◆ **DATA TO EXAMINE**:
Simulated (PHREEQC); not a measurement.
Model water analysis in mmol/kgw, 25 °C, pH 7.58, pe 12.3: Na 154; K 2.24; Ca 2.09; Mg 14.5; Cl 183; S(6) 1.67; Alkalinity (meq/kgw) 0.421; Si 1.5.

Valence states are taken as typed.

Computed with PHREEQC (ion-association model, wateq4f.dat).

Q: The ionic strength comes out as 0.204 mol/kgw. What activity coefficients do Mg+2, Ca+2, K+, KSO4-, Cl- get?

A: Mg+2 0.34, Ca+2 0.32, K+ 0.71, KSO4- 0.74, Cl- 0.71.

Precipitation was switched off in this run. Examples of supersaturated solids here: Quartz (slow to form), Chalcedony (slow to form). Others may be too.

◆ **WORK ITEM**:
Your output must be the lines of the material above, from the first through the line that contains "Valence states are taken as typed.", copied exactly. Include both endpoints and nothing else.

◆ **WRITTEN ANSWER**:
Simulated (PHREEQC); not a measurement.
Model water analysis in mmol/kgw, 25 °C, pH 7.58, pe 12.3: Na 154; K 2.24; Ca 2.09; Mg 14.5; Cl 183; S(6) 1.67; Alkalinity (meq/kgw) 0.421; Si 1.5.

Valence states are taken as typed.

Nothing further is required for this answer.